--- START ---

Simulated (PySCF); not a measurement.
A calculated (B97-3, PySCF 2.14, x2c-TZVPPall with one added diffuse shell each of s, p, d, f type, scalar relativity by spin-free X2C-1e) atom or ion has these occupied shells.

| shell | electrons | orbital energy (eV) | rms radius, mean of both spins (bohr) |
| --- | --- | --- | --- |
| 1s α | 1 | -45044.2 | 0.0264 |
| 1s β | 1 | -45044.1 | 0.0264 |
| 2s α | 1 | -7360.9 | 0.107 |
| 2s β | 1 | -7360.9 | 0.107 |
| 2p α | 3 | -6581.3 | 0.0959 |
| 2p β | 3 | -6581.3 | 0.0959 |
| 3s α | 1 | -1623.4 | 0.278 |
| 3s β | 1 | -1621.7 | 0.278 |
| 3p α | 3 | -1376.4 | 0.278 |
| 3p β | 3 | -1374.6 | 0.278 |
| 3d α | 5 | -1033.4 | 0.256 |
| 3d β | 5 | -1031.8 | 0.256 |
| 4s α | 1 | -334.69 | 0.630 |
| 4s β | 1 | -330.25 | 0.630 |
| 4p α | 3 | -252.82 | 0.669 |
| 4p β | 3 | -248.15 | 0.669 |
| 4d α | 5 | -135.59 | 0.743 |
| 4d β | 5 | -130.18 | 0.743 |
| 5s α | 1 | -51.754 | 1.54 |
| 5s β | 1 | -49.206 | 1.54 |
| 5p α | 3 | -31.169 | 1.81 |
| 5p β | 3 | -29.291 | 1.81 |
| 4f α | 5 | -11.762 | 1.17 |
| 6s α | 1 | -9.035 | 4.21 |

--- END ---

● **Work item**: Could you please copy the lines above exactly, beginning at the first and ending at the line that contains "-11.762 | 1.17 |"?

● **Worked solution**:
Simulated (PySCF); not a measurement.
A calculated (B97-3, PySCF 2.14, x2c-TZVPPall with one added diffuse shell each of s, p, d, f type, scalar relativity by spin-free X2C-1e) atom or ion has these occupied shells.

| shell | electrons | orbital energy (eV) | rms radius, mean of both spins (bohr) |
| --- | --- | --- | --- |
| 1s α | 1 | -45044.2 | 0.0264 |
| 1s β | 1 | -45044.1 | 0.0264 |
| 2s α | 1 | -7360.9 | 0.107 |
| 2s β | 1 | -7360.9 | 0.107 |
| 2p α | 3 | -6581.3 | 0.0959 |
| 2p β | 3 | -6581.3 | 0.0959 |
| 3s α | 1 | -1623.4 | 0.278 |
| 3s β | 1 | -1621.7 | 0.278 |
| 3p α | 3 | -1376.4 | 0.278 |
| 3p β | 3 | -1374.6 | 0.278 |
| 3d α | 5 | -1033.4 | 0.256 |
| 3d β | 5 | -1031.8 | 0.256 |
| 4s α | 1 | -334.69 | 0.630 |
| 4s β | 1 | -330.25 | 0.630 |
| 4p α | 3 | -252.82 | 0.669 |
| 4p β | 3 | -248.15 | 0.669 |
| 4d α | 5 | -135.59 | 0.743 |
| 4d β | 5 | -130.18 | 0.743 |
| 5s α | 1 | -51.754 | 1.54 |
| 5s β | 1 | -49.206 | 1.54 |
| 5p α | 3 | -31.169 | 1.81 |
| 5p β | 3 | -29.291 | 1.81 |
| 4f α | 5 | -11.762 | 1.17 |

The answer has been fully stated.